Please output the data below exactly as given, starting at its first line and stopping after the line that contains "HfO₂ (CdI2-type structure)**".

*** Opening Available data ***
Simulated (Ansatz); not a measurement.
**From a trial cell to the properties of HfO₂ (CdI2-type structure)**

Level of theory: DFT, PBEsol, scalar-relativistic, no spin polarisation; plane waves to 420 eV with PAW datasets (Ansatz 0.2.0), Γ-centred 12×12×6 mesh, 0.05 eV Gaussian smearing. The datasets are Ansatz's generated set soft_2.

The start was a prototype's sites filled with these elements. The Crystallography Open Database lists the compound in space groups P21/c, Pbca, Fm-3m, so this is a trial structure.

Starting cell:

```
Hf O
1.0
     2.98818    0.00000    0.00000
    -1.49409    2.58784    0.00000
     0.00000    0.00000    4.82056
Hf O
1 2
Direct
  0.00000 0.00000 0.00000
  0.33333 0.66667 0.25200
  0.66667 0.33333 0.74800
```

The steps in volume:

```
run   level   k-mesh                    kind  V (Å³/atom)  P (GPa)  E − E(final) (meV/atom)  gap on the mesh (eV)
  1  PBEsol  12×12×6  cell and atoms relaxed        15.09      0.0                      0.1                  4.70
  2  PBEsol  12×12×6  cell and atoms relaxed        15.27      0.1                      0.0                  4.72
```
*** Closing Available data ***

Answer section:
Simulated (Ansatz); not a measurement.
**From a trial cell to the properties of HfO₂ (CdI2-type structure)**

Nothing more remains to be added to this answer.